Supplied material: Begin

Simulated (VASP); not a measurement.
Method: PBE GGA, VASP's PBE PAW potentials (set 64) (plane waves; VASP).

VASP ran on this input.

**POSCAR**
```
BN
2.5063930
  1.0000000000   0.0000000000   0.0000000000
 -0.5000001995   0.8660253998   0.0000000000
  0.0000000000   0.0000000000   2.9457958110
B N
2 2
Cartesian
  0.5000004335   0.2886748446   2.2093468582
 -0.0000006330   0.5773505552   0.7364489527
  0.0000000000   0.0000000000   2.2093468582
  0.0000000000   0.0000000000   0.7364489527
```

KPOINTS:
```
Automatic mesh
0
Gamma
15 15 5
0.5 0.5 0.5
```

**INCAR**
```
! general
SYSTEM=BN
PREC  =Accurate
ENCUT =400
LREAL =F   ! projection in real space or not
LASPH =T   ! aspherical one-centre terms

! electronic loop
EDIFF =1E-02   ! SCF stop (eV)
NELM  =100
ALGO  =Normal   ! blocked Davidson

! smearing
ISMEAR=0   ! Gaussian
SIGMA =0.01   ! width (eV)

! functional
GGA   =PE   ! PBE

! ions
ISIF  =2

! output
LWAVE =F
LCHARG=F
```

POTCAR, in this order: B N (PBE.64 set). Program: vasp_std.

Supplied material: End

### Work request
All lines above are to be transcribed exactly.

### Your solution
Simulated (VASP); not a measurement.
Method: PBE GGA, VASP's PBE PAW potentials (set 64) (plane waves; VASP).

VASP ran on this input.

**POSCAR**
```
BN
2.5063930
  1.0000000000   0.0000000000   0.0000000000
 -0.5000001995   0.8660253998   0.0000000000
  0.0000000000   0.0000000000   2.9457958110
B N
2 2
Cartesian
  0.5000004335   0.2886748446   2.2093468582
 -0.0000006330   0.5773505552   0.7364489527
  0.0000000000   0.0000000000   2.2093468582
  0.0000000000   0.0000000000   0.7364489527
```

KPOINTS:
```
Automatic mesh
0
Gamma
15 15 5
0.5 0.5 0.5
```

**INCAR**
```
! general
SYSTEM=BN
PREC  =Accurate
ENCUT =400
LREAL =F   ! projection in real space or not
LASPH =T   ! aspherical one-centre terms

! electronic loop
EDIFF =1E-02   ! SCF stop (eV)
NELM  =100
ALGO  =Normal   ! blocked Davidson

! smearing
ISMEAR=0   ! Gaussian
SIGMA =0.01   ! width (eV)

! functional
GGA   =PE   ! PBE

! ions
ISIF  =2

! output
LWAVE =F
LCHARG=F
```

POTCAR, in this order: B N (PBE.64 set). Program: vasp_std.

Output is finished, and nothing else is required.